Work item: Write out all of the entries below word for word.

Records supplied:
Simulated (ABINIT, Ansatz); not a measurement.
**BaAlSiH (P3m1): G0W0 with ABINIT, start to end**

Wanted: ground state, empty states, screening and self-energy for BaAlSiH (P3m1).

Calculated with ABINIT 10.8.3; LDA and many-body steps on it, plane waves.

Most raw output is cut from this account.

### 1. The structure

Written solution:
Simulated (ABINIT, Ansatz); not a measurement.
**BaAlSiH (P3m1): G0W0 with ABINIT, start to end**

Wanted: ground state, empty states, screening and self-energy for BaAlSiH (P3m1).

Calculated with ABINIT 10.8.3; LDA and many-body steps on it, plane waves.

Most raw output is cut from this account.

### 1. The structure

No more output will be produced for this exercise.